(Beginning of Entries provided)

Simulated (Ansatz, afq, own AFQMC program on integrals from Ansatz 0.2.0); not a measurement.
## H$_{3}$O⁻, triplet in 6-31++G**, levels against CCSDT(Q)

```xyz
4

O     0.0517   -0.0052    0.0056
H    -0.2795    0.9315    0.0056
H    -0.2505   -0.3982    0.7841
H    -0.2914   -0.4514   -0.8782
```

(End of Entries provided)

Every line of the listing should be reproduced exactly.

# Exercise response:
Simulated (Ansatz, afq, own AFQMC program on integrals from Ansatz 0.2.0); not a measurement.
## H$_{3}$O⁻, triplet in 6-31++G**, levels against CCSDT(Q)

```xyz
4

O     0.0517   -0.0052    0.0056
H    -0.2795    0.9315    0.0056
H    -0.2505   -0.3982    0.7841
H    -0.2914   -0.4514   -0.8782
```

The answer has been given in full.